= Work instruction =
Stopping right after the line with "The numbers are", please reproduce the material below exactly from its first line.

:: Recorded data ::

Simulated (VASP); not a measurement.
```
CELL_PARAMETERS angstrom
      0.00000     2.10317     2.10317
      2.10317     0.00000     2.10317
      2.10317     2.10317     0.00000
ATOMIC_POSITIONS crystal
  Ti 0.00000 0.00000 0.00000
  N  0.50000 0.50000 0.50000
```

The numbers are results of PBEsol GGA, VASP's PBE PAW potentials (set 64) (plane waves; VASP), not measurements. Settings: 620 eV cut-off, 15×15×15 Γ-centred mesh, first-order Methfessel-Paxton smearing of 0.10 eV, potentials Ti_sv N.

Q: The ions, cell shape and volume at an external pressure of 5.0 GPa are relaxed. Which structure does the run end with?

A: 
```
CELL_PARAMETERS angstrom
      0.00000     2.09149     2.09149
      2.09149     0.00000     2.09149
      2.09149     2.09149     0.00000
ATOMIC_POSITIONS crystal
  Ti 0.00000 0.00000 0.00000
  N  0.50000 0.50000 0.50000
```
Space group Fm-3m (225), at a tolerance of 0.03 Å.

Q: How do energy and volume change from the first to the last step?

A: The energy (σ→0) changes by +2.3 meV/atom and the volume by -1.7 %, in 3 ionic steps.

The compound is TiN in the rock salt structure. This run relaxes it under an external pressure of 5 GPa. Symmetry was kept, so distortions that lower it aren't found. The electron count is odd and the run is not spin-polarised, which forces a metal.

:::

= Worked solution =
Simulated (VASP); not a measurement.
```
CELL_PARAMETERS angstrom
      0.00000     2.10317     2.10317
      2.10317     0.00000     2.10317
      2.10317     2.10317     0.00000
ATOMIC_POSITIONS crystal
  Ti 0.00000 0.00000 0.00000
  N  0.50000 0.50000 0.50000
```

The numbers are results of PBEsol GGA, VASP's PBE PAW potentials (set 64) (plane waves; VASP), not measurements. Settings: 620 eV cut-off, 15×15×15 Γ-centred mesh, first-order Methfessel-Paxton smearing of 0.10 eV, potentials Ti_sv N.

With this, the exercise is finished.